_Requirement_
Faithfully repeat all of the records, as they are written below.

_Stored data_
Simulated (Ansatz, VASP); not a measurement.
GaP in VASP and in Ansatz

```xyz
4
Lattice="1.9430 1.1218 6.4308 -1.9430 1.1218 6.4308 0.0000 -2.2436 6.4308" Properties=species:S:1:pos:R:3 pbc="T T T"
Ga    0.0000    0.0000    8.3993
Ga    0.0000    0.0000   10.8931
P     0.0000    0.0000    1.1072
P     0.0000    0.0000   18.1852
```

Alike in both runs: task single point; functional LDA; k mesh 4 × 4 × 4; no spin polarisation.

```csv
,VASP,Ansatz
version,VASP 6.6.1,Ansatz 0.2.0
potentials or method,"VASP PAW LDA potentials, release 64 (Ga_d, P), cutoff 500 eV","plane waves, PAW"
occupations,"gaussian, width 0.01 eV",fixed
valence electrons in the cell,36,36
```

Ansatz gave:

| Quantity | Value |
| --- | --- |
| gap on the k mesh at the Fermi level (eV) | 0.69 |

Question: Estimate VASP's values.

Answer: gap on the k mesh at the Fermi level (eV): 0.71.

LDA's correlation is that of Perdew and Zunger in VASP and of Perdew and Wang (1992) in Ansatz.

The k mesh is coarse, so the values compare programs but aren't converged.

_Written reply_
Simulated (Ansatz, VASP); not a measurement.
GaP in VASP and in Ansatz

```xyz
4
Lattice="1.9430 1.1218 6.4308 -1.9430 1.1218 6.4308 0.0000 -2.2436 6.4308" Properties=species:S:1:pos:R:3 pbc="T T T"
Ga    0.0000    0.0000    8.3993
Ga    0.0000    0.0000   10.8931
P     0.0000    0.0000    1.1072
P     0.0000    0.0000   18.1852
```

Alike in both runs: task single point; functional LDA; k mesh 4 × 4 × 4; no spin polarisation.

```csv
,VASP,Ansatz
version,VASP 6.6.1,Ansatz 0.2.0
potentials or method,"VASP PAW LDA potentials, release 64 (Ga_d, P), cutoff 500 eV","plane waves, PAW"
occupations,"gaussian, width 0.01 eV",fixed
valence electrons in the cell,36,36
```

Ansatz gave:

| Quantity | Value |
| --- | --- |
| gap on the k mesh at the Fermi level (eV) | 0.69 |

Question: Estimate VASP's values.

Answer: gap on the k mesh at the Fermi level (eV): 0.71.

LDA's correlation is that of Perdew and Zunger in VASP and of Perdew and Wang (1992) in Ansatz.

The k mesh is coarse, so the values compare programs but aren't converged.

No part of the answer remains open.